* **Work request**
Transcribe the records below exactly, from their first line through the line containing "Each hydride molecule". Omit every line after it.

--- Data supplied Enclosed Below ---

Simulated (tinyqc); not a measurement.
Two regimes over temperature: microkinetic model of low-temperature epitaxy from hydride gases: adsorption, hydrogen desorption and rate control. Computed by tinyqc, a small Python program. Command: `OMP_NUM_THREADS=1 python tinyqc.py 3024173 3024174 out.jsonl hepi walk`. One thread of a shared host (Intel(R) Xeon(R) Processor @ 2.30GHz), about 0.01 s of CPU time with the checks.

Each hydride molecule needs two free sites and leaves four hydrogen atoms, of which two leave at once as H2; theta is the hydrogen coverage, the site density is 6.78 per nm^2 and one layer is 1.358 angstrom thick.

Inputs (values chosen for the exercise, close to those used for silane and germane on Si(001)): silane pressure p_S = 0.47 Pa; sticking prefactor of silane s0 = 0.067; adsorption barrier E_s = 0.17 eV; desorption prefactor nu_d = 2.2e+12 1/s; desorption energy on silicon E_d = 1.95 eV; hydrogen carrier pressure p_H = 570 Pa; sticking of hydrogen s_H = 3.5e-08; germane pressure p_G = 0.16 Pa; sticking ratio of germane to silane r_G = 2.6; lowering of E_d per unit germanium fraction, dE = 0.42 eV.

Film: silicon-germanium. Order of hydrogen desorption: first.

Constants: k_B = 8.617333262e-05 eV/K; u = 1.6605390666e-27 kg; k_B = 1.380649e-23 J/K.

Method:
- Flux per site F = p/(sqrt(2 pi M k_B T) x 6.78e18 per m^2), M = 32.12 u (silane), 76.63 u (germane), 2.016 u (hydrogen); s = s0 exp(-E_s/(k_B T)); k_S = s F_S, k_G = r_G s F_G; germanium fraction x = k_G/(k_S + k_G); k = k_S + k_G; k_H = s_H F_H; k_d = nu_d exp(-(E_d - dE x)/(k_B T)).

--- End of Enclosed Data supplied ---

* **Task output**
Simulated (tinyqc); not a measurement.
Two regimes over temperature: microkinetic model of low-temperature epitaxy from hydride gases: adsorption, hydrogen desorption and rate control. Computed by tinyqc, a small Python program. Command: `OMP_NUM_THREADS=1 python tinyqc.py 3024173 3024174 out.jsonl hepi walk`. One thread of a shared host (Intel(R) Xeon(R) Processor @ 2.30GHz), about 0.01 s of CPU time with the checks.

Each hydride molecule needs two free sites and leaves four hydrogen atoms, of which two leave at once as H2; theta is the hydrogen coverage, the site density is 6.78 per nm^2 and one layer is 1.358 angstrom thick.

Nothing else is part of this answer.